• **Given data**
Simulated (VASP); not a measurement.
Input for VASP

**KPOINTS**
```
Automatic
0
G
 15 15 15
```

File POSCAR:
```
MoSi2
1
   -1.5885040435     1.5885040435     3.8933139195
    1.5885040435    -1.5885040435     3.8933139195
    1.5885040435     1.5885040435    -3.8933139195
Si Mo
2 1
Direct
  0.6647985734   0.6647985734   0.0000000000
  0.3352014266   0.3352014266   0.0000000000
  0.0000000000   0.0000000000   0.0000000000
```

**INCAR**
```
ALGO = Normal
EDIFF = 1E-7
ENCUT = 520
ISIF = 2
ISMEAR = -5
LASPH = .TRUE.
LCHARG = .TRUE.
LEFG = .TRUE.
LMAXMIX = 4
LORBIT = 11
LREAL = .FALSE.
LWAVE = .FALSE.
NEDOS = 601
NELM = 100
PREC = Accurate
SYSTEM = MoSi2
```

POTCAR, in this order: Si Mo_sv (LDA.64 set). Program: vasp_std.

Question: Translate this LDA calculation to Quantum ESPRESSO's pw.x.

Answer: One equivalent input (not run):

• **Exercise**
Using the material above, please reproduce each line exactly.

• **Answer area**
Simulated (VASP); not a measurement.
Input for VASP

**KPOINTS**
```
Automatic
0
G
 15 15 15
```

File POSCAR:
```
MoSi2
1
   -1.5885040435     1.5885040435     3.8933139195
    1.5885040435    -1.5885040435     3.8933139195
    1.5885040435     1.5885040435    -3.8933139195
Si Mo
2 1
Direct
  0.6647985734   0.6647985734   0.0000000000
  0.3352014266   0.3352014266   0.0000000000
  0.0000000000   0.0000000000   0.0000000000
```

**INCAR**
```
ALGO = Normal
EDIFF = 1E-7
ENCUT = 520
ISIF = 2
ISMEAR = -5
LASPH = .TRUE.
LCHARG = .TRUE.
LEFG = .TRUE.
LMAXMIX = 4
LORBIT = 11
LREAL = .FALSE.
LWAVE = .FALSE.
NEDOS = 601
NELM = 100
PREC = Accurate
SYSTEM = MoSi2
```

POTCAR, in this order: Si Mo_sv (LDA.64 set). Program: vasp_std.

Question: Translate this LDA calculation to Quantum ESPRESSO's pw.x.

Answer: One equivalent input (not run):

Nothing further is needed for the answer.